================

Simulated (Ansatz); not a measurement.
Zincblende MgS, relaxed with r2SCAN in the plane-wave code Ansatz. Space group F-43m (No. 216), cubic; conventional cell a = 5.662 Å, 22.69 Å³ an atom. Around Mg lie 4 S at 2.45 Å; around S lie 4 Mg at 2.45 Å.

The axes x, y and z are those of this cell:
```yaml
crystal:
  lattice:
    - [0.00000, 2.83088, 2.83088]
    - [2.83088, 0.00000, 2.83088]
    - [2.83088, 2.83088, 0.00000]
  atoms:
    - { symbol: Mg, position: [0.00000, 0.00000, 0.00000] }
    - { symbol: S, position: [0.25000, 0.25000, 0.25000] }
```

================

● Assignment: Print each line of the data exactly as it was written.

● Written reply:
Simulated (Ansatz); not a measurement.
Zincblende MgS, relaxed with r2SCAN in the plane-wave code Ansatz. Space group F-43m (No. 216), cubic; conventional cell a = 5.662 Å, 22.69 Å³ an atom. Around Mg lie 4 S at 2.45 Å; around S lie 4 Mg at 2.45 Å.

The axes x, y and z are those of this cell:
```yaml
crystal:
  lattice:
    - [0.00000, 2.83088, 2.83088]
    - [2.83088, 0.00000, 2.83088]
    - [2.83088, 2.83088, 0.00000]
  atoms:
    - { symbol: Mg, position: [0.00000, 0.00000, 0.00000] }
    - { symbol: S, position: [0.25000, 0.25000, 0.25000] }
```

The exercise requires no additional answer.